### WORK ORDER
Faithfully repeat all of the records, as they are written below.

========================

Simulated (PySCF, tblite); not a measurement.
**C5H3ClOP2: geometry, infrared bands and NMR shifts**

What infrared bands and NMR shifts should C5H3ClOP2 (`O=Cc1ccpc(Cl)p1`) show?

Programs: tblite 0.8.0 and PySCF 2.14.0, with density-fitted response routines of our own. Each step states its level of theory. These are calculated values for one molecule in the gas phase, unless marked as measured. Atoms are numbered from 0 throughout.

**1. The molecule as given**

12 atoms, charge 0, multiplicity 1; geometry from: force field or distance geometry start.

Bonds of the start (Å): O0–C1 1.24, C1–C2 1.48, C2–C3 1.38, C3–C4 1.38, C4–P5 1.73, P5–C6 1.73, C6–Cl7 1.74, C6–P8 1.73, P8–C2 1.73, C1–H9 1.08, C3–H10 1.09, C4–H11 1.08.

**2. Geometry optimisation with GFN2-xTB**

========================

### REPLY
Simulated (PySCF, tblite); not a measurement.
**C5H3ClOP2: geometry, infrared bands and NMR shifts**

What infrared bands and NMR shifts should C5H3ClOP2 (`O=Cc1ccpc(Cl)p1`) show?

Programs: tblite 0.8.0 and PySCF 2.14.0, with density-fitted response routines of our own. Each step states its level of theory. These are calculated values for one molecule in the gas phase, unless marked as measured. Atoms are numbered from 0 throughout.

**1. The molecule as given**

12 atoms, charge 0, multiplicity 1; geometry from: force field or distance geometry start.

Bonds of the start (Å): O0–C1 1.24, C1–C2 1.48, C2–C3 1.38, C3–C4 1.38, C4–P5 1.73, P5–C6 1.73, C6–Cl7 1.74, C6–P8 1.73, P8–C2 1.73, C1–H9 1.08, C3–H10 1.09, C4–H11 1.08.

**2. Geometry optimisation with GFN2-xTB**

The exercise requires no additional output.